■ Provided records
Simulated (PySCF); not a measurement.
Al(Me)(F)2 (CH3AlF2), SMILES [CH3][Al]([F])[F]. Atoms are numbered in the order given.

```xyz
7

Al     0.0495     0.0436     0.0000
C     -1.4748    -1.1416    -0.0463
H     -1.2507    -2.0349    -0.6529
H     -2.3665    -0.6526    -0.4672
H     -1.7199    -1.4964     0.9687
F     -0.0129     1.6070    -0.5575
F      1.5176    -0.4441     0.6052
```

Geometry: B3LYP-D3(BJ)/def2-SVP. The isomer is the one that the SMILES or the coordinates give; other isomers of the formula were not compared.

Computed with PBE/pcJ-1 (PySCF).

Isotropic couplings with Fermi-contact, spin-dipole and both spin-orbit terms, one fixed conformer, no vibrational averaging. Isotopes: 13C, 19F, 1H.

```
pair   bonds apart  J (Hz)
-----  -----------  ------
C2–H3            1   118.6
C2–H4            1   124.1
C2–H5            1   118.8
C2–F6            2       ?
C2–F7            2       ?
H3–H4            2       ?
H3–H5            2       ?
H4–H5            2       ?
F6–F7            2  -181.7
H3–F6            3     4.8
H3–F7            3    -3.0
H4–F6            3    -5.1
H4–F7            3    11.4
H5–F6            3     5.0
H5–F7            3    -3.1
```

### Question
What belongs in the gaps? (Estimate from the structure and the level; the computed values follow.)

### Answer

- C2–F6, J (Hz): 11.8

■ Work item
Could you reproduce all of the entries above exactly?

■ Task response
Simulated (PySCF); not a measurement.
Al(Me)(F)2 (CH3AlF2), SMILES [CH3][Al]([F])[F]. Atoms are numbered in the order given.

```xyz
7

Al     0.0495     0.0436     0.0000
C     -1.4748    -1.1416    -0.0463
H     -1.2507    -2.0349    -0.6529
H     -2.3665    -0.6526    -0.4672
H     -1.7199    -1.4964     0.9687
F     -0.0129     1.6070    -0.5575
F      1.5176    -0.4441     0.6052
```

Geometry: B3LYP-D3(BJ)/def2-SVP. The isomer is the one that the SMILES or the coordinates give; other isomers of the formula were not compared.

Computed with PBE/pcJ-1 (PySCF).

Isotropic couplings with Fermi-contact, spin-dipole and both spin-orbit terms, one fixed conformer, no vibrational averaging. Isotopes: 13C, 19F, 1H.

```
pair   bonds apart  J (Hz)
-----  -----------  ------
C2–H3            1   118.6
C2–H4            1   124.1
C2–H5            1   118.8
C2–F6            2       ?
C2–F7            2       ?
H3–H4            2       ?
H3–H5            2       ?
H4–H5            2       ?
F6–F7            2  -181.7
H3–F6            3     4.8
H3–F7            3    -3.0
H4–F6            3    -5.1
H4–F7            3    11.4
H5–F6            3     5.0
H5–F7            3    -3.1
```

### Question
What belongs in the gaps? (Estimate from the structure and the level; the computed values follow.)

### Answer

- C2–F6, J (Hz): 11.8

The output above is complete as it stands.